=== Section Start ===

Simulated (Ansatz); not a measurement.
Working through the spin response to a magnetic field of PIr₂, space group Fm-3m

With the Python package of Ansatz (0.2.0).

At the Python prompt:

=== Section End ===

◆ WORK REQUEST
All of the data needs to be reproduced exactly, with no line missing.

◆ RESPONSE BOX
Simulated (Ansatz); not a measurement.
Working through the spin response to a magnetic field of PIr₂, space group Fm-3m

With the Python package of Ansatz (0.2.0).

At the Python prompt:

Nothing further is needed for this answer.